- _Information_:
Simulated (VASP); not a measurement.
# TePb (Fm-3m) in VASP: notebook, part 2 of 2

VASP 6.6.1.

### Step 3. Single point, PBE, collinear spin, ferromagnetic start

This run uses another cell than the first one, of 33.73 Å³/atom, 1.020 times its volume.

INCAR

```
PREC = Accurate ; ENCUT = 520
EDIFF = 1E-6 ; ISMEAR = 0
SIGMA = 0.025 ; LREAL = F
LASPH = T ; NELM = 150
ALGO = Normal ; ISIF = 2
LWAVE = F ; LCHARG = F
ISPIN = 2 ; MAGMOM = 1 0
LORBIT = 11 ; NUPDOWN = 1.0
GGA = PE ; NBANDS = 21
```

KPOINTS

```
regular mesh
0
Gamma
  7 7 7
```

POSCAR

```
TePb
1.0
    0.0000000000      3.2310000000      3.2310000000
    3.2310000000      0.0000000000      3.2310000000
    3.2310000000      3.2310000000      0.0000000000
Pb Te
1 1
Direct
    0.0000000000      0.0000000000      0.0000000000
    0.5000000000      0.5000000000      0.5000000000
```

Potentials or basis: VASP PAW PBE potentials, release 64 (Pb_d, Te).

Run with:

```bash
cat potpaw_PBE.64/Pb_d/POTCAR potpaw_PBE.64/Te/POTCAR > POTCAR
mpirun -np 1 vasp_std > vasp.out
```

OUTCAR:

- _Assignment_: Every entry, from first to last, is to be reproduced exactly.

- _Your solution_:
Simulated (VASP); not a measurement.
# TePb (Fm-3m) in VASP: notebook, part 2 of 2

VASP 6.6.1.

### Step 3. Single point, PBE, collinear spin, ferromagnetic start

This run uses another cell than the first one, of 33.73 Å³/atom, 1.020 times its volume.

INCAR

```
PREC = Accurate ; ENCUT = 520
EDIFF = 1E-6 ; ISMEAR = 0
SIGMA = 0.025 ; LREAL = F
LASPH = T ; NELM = 150
ALGO = Normal ; ISIF = 2
LWAVE = F ; LCHARG = F
ISPIN = 2 ; MAGMOM = 1 0
LORBIT = 11 ; NUPDOWN = 1.0
GGA = PE ; NBANDS = 21
```

KPOINTS

```
regular mesh
0
Gamma
  7 7 7
```

POSCAR

```
TePb
1.0
    0.0000000000      3.2310000000      3.2310000000
    3.2310000000      0.0000000000      3.2310000000
    3.2310000000      3.2310000000      0.0000000000
Pb Te
1 1
Direct
    0.0000000000      0.0000000000      0.0000000000
    0.5000000000      0.5000000000      0.5000000000
```

Potentials or basis: VASP PAW PBE potentials, release 64 (Pb_d, Te).

Run with:

```bash
cat potpaw_PBE.64/Pb_d/POTCAR potpaw_PBE.64/Te/POTCAR > POTCAR
mpirun -np 1 vasp_std > vasp.out
```

OUTCAR:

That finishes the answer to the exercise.